+++

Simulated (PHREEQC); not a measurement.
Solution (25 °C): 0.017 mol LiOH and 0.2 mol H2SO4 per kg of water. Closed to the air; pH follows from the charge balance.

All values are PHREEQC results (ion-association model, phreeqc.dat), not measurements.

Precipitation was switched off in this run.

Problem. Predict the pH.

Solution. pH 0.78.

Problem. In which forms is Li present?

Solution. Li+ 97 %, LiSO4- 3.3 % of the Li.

+++

*Task item*
Beginning with the line above that contains "Precipitation was switched off in this run.", copy each line exactly up to and including the line that contains "Problem. In which forms is Li present?", and go no further.

*Exercise solution*
Precipitation was switched off in this run.

Problem. Predict the pH.

Solution. pH 0.78.

Problem. In which forms is Li present?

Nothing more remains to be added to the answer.